— Records supplied —
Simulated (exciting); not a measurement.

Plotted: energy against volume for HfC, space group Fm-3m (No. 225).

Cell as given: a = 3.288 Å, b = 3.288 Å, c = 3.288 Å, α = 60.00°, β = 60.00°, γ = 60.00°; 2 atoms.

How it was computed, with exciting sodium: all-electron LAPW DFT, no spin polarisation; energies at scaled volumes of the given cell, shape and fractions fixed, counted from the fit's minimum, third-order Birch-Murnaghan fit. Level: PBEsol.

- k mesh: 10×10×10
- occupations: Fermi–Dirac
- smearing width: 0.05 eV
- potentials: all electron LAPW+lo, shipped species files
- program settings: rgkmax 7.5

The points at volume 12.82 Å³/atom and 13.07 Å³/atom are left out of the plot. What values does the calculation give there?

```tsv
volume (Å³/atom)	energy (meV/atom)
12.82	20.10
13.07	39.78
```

— Required action —
In the data above, start at the line that has "How it was computed, with", stop after the line that has "- program settings: rgkmax 7.5", and print every line in between exactly as it stands.

— Answer section —
How it was computed, with exciting sodium: all-electron LAPW DFT, no spin polarisation; energies at scaled volumes of the given cell, shape and fractions fixed, counted from the fit's minimum, third-order Birch-Murnaghan fit. Level: PBEsol.

- k mesh: 10×10×10
- occupations: Fermi–Dirac
- smearing width: 0.05 eV
- potentials: all electron LAPW+lo, shipped species files
- program settings: rgkmax 7.5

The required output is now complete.